▶ **Exercise**: Go through the entries below from the first line and transcribe each one exactly, ending with the line that contains "This geometry differs".

(Beginning of Data to examine)

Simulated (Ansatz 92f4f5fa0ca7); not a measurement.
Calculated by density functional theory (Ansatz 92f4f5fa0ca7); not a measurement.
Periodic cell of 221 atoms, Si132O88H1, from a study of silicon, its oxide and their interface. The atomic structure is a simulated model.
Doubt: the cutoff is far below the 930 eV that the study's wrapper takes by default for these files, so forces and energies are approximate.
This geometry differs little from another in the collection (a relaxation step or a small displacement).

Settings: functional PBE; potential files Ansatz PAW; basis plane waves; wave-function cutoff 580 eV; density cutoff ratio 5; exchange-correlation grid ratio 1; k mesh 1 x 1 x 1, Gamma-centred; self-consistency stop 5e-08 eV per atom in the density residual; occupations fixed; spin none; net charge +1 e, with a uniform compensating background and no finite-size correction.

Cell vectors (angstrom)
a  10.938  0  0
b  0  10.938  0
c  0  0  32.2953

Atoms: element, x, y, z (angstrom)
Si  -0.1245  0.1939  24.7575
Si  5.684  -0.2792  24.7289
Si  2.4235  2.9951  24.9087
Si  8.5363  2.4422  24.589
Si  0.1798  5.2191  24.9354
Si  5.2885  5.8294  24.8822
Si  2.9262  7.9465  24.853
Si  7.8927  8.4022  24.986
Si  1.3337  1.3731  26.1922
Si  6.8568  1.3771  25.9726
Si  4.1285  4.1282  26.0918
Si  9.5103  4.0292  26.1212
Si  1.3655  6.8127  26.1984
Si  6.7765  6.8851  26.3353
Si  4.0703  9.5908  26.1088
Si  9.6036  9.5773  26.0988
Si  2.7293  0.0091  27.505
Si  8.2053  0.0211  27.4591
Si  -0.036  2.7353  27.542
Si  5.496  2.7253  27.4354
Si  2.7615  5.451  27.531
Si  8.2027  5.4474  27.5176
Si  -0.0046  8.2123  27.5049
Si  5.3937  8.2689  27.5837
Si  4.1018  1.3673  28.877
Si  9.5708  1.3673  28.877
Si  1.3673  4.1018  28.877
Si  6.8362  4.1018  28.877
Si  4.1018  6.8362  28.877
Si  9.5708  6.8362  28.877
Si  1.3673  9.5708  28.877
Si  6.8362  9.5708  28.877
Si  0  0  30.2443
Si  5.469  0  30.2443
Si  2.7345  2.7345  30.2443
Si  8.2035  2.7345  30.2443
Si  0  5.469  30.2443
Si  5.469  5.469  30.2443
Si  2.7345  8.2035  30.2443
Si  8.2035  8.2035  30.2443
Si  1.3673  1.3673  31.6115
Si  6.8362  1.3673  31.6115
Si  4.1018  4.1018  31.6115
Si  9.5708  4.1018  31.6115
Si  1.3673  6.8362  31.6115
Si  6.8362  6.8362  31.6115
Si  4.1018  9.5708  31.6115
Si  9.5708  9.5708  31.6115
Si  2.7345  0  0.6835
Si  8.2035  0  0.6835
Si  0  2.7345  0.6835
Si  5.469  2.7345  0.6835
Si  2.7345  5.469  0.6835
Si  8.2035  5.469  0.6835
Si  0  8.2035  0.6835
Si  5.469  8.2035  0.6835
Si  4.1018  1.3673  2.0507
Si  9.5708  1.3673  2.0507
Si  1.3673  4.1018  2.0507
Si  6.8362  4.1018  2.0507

(End of Data to examine)

▶ **Answer space**:
Simulated (Ansatz 92f4f5fa0ca7); not a measurement.
Calculated by density functional theory (Ansatz 92f4f5fa0ca7); not a measurement.
Periodic cell of 221 atoms, Si132O88H1, from a study of silicon, its oxide and their interface. The atomic structure is a simulated model.
Doubt: the cutoff is far below the 930 eV that the study's wrapper takes by default for these files, so forces and energies are approximate.
This geometry differs little from another in the collection (a relaxation step or a small displacement).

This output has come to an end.